## INFORMATION GIVEN
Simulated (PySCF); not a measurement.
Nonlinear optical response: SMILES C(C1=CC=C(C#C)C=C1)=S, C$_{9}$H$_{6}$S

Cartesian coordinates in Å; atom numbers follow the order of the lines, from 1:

## WORK INSTRUCTION
Word for word, transcribe the data shown above.

## WORKED SOLUTION
Simulated (PySCF); not a measurement.
Nonlinear optical response: SMILES C(C1=CC=C(C#C)C=C1)=S, C$_{9}$H$_{6}$S

Cartesian coordinates in Å; atom numbers follow the order of the lines, from 1:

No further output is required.